*Required action*:
Write out the listing in full, matching it word for word.

[Start of Attachment]

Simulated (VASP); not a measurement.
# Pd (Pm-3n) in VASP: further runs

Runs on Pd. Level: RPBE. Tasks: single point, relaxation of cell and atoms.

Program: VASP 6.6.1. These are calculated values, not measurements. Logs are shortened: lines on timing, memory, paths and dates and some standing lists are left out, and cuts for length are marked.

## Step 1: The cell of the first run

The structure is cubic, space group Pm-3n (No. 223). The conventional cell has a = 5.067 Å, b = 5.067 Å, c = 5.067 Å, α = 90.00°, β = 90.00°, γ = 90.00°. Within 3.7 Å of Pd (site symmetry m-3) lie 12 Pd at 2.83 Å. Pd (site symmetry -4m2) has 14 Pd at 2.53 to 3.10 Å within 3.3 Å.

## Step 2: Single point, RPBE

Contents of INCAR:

[End of Attachment]

*Written response*:
Simulated (VASP); not a measurement.
# Pd (Pm-3n) in VASP: further runs

Runs on Pd. Level: RPBE. Tasks: single point, relaxation of cell and atoms.

Program: VASP 6.6.1. These are calculated values, not measurements. Logs are shortened: lines on timing, memory, paths and dates and some standing lists are left out, and cuts for length are marked.

## Step 1: The cell of the first run

The structure is cubic, space group Pm-3n (No. 223). The conventional cell has a = 5.067 Å, b = 5.067 Å, c = 5.067 Å, α = 90.00°, β = 90.00°, γ = 90.00°. Within 3.7 Å of Pd (site symmetry m-3) lie 12 Pd at 2.83 Å. Pd (site symmetry -4m2) has 14 Pd at 2.53 to 3.10 Å within 3.3 Å.

## Step 2: Single point, RPBE

Contents of INCAR:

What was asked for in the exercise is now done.